Action item » Repeat each record below exactly as given.

Listed records »
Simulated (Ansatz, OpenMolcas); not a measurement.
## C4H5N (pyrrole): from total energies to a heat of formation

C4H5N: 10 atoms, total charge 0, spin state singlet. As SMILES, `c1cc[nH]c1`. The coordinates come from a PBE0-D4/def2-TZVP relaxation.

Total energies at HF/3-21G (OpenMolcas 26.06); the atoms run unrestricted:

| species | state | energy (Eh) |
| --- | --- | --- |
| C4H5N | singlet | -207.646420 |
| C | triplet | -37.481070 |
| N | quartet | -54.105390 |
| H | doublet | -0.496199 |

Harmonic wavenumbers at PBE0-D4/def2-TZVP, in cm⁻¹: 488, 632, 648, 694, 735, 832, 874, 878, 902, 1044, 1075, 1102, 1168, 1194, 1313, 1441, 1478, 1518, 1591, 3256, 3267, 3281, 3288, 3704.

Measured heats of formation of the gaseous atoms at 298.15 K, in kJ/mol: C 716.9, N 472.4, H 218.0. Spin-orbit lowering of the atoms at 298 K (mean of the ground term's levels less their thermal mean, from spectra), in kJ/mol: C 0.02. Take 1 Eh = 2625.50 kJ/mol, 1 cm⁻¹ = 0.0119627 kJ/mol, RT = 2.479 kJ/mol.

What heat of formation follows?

Task output »
Simulated (Ansatz, OpenMolcas); not a measurement.
## C4H5N (pyrrole): from total energies to a heat of formation

C4H5N: 10 atoms, total charge 0, spin state singlet. As SMILES, `c1cc[nH]c1`. The coordinates come from a PBE0-D4/def2-TZVP relaxation.

Total energies at HF/3-21G (OpenMolcas 26.06); the atoms run unrestricted:

| species | state | energy (Eh) |
| --- | --- | --- |
| C4H5N | singlet | -207.646420 |
| C | triplet | -37.481070 |
| N | quartet | -54.105390 |
| H | doublet | -0.496199 |

Harmonic wavenumbers at PBE0-D4/def2-TZVP, in cm⁻¹: 488, 632, 648, 694, 735, 832, 874, 878, 902, 1044, 1075, 1102, 1168, 1194, 1313, 1441, 1478, 1518, 1591, 3256, 3267, 3281, 3288, 3704.

Measured heats of formation of the gaseous atoms at 298.15 K, in kJ/mol: C 716.9, N 472.4, H 218.0. Spin-orbit lowering of the atoms at 298 K (mean of the ground term's levels less their thermal mean, from spectra), in kJ/mol: C 0.02. Take 1 Eh = 2625.50 kJ/mol, 1 cm⁻¹ = 0.0119627 kJ/mol, RT = 2.479 kJ/mol.

What heat of formation follows?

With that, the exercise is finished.